Work item> Please take the records that follow and repeat exactly the lines starting with the line with "Task: Predict the" and going on through the line with "Only differences to".

########

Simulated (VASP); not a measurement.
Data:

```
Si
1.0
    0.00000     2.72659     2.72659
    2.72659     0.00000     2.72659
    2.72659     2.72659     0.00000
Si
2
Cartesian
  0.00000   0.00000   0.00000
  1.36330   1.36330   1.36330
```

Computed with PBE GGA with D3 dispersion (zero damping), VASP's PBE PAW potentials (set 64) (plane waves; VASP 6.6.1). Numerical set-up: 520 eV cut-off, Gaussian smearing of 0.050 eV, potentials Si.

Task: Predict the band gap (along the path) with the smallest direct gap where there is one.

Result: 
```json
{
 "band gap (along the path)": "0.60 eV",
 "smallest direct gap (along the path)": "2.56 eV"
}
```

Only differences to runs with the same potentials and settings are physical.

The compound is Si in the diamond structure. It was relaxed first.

########

Your solution>
Task: Predict the band gap (along the path) with the smallest direct gap where there is one.

Result: 
```json
{
 "band gap (along the path)": "0.60 eV",
 "smallest direct gap (along the path)": "2.56 eV"
}
```

Only differences to runs with the same potentials and settings are physical.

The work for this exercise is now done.